Records provided:
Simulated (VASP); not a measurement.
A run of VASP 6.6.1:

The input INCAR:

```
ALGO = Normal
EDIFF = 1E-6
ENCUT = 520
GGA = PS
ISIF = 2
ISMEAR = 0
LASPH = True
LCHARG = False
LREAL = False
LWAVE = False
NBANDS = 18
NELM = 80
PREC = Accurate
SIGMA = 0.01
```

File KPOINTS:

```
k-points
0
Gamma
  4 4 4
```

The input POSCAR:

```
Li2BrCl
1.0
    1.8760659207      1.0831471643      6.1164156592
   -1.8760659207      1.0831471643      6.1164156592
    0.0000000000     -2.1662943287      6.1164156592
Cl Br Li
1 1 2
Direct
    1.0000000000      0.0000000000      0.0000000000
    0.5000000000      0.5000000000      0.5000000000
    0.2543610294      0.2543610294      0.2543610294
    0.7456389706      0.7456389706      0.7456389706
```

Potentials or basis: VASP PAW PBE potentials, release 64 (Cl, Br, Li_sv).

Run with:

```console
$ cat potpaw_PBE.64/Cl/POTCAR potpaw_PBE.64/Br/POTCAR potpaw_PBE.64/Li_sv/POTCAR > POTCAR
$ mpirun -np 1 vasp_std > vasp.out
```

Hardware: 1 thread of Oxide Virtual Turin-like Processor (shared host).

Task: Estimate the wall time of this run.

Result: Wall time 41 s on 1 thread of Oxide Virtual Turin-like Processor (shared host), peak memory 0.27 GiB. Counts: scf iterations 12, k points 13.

Activity:
Up to and including the line with "Task: Estimate the wall time of this run.", repeat the entries exactly, beginning at their first line.

Reply:
Simulated (VASP); not a measurement.
A run of VASP 6.6.1:

The input INCAR:

```
ALGO = Normal
EDIFF = 1E-6
ENCUT = 520
GGA = PS
ISIF = 2
ISMEAR = 0
LASPH = True
LCHARG = False
LREAL = False
LWAVE = False
NBANDS = 18
NELM = 80
PREC = Accurate
SIGMA = 0.01
```

File KPOINTS:

```
k-points
0
Gamma
  4 4 4
```

The input POSCAR:

```
Li2BrCl
1.0
    1.8760659207      1.0831471643      6.1164156592
   -1.8760659207      1.0831471643      6.1164156592
    0.0000000000     -2.1662943287      6.1164156592
Cl Br Li
1 1 2
Direct
    1.0000000000      0.0000000000      0.0000000000
    0.5000000000      0.5000000000      0.5000000000
    0.2543610294      0.2543610294      0.2543610294
    0.7456389706      0.7456389706      0.7456389706
```

Potentials or basis: VASP PAW PBE potentials, release 64 (Cl, Br, Li_sv).

Run with:

```console
$ cat potpaw_PBE.64/Cl/POTCAR potpaw_PBE.64/Br/POTCAR potpaw_PBE.64/Li_sv/POTCAR > POTCAR
$ mpirun -np 1 vasp_std > vasp.out
```

Hardware: 1 thread of Oxide Virtual Turin-like Processor (shared host).

Task: Estimate the wall time of this run.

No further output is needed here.